*** Excerpted data Section Begins ***

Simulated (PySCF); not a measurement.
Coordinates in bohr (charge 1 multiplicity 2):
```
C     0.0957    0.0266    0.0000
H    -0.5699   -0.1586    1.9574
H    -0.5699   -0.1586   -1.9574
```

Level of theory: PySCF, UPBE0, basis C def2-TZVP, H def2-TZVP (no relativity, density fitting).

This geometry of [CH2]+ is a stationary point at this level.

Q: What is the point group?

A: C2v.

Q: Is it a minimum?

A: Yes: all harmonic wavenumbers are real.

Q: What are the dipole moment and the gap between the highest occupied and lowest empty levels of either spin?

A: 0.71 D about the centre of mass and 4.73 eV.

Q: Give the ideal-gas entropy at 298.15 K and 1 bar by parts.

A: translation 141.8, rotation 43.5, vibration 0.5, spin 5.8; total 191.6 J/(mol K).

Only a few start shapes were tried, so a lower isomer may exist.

*** Excerpted data Section Ends ***

Exercise: Copy the stretch of the records above that runs from the line with "Coordinates in bohr" through the line with "A: Yes: all harmonic wavenumbers are real.". Both end lines belong in the copy, and nothing else does.

Worked solution:
Coordinates in bohr (charge 1 multiplicity 2):
```
C     0.0957    0.0266    0.0000
H    -0.5699   -0.1586    1.9574
H    -0.5699   -0.1586   -1.9574
```

Level of theory: PySCF, UPBE0, basis C def2-TZVP, H def2-TZVP (no relativity, density fitting).

This geometry of [CH2]+ is a stationary point at this level.

Q: What is the point group?

A: C2v.

Q: Is it a minimum?

A: Yes: all harmonic wavenumbers are real.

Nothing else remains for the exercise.